## [Assignment]
Lift out, unaltered, the lines of the material below between the line holding "2.86 | 2.5 |" and the line holding "Result: (a) 2.78; (b) -0.6; (c) 2.93.", counting both.

## [Record set]
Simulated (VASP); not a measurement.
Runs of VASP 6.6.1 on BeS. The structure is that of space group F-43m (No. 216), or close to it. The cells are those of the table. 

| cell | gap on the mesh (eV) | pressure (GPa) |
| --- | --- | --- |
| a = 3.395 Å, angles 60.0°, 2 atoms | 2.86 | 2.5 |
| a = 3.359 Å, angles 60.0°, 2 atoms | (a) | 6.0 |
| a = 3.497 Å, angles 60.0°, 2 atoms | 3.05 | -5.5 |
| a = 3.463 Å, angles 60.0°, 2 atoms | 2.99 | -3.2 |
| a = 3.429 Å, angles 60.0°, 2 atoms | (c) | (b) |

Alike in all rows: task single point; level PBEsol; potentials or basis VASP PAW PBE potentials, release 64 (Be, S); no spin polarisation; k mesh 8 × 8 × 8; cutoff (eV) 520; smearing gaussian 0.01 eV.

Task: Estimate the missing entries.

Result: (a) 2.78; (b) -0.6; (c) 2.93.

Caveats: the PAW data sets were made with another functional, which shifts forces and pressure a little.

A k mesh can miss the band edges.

## [Answer box]
| a = 3.395 Å, angles 60.0°, 2 atoms | 2.86 | 2.5 |
| a = 3.359 Å, angles 60.0°, 2 atoms | (a) | 6.0 |
| a = 3.497 Å, angles 60.0°, 2 atoms | 3.05 | -5.5 |
| a = 3.463 Å, angles 60.0°, 2 atoms | 2.99 | -3.2 |
| a = 3.429 Å, angles 60.0°, 2 atoms | (c) | (b) |

Alike in all rows: task single point; level PBEsol; potentials or basis VASP PAW PBE potentials, release 64 (Be, S); no spin polarisation; k mesh 8 × 8 × 8; cutoff (eV) 520; smearing gaussian 0.01 eV.

Task: Estimate the missing entries.

Result: (a) 2.78; (b) -0.6; (c) 2.93.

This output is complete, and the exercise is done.